**Listed entries**.
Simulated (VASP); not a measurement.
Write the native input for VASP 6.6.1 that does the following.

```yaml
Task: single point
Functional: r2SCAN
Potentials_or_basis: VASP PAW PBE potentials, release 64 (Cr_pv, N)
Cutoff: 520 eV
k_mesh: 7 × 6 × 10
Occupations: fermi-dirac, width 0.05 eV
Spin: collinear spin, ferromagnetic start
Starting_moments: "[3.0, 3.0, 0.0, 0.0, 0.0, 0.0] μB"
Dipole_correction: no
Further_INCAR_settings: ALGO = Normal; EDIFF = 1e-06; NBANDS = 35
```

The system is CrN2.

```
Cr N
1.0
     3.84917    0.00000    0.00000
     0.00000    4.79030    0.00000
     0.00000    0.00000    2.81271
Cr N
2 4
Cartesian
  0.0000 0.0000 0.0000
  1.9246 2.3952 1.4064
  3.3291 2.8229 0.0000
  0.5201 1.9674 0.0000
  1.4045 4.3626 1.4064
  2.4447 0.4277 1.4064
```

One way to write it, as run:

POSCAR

**Task item**.
Emit an exact copy of the lines spanning the start of the records to the line containing "One way to write", inclusive, and no other output.

**Your response**.
Simulated (VASP); not a measurement.
Write the native input for VASP 6.6.1 that does the following.

```yaml
Task: single point
Functional: r2SCAN
Potentials_or_basis: VASP PAW PBE potentials, release 64 (Cr_pv, N)
Cutoff: 520 eV
k_mesh: 7 × 6 × 10
Occupations: fermi-dirac, width 0.05 eV
Spin: collinear spin, ferromagnetic start
Starting_moments: "[3.0, 3.0, 0.0, 0.0, 0.0, 0.0] μB"
Dipole_correction: no
Further_INCAR_settings: ALGO = Normal; EDIFF = 1e-06; NBANDS = 35
```

The system is CrN2.

```
Cr N
1.0
     3.84917    0.00000    0.00000
     0.00000    4.79030    0.00000
     0.00000    0.00000    2.81271
Cr N
2 4
Cartesian
  0.0000 0.0000 0.0000
  1.9246 2.3952 1.4064
  3.3291 2.8229 0.0000
  0.5201 1.9674 0.0000
  1.4045 4.3626 1.4064
  2.4447 0.4277 1.4064
```

One way to write it, as run:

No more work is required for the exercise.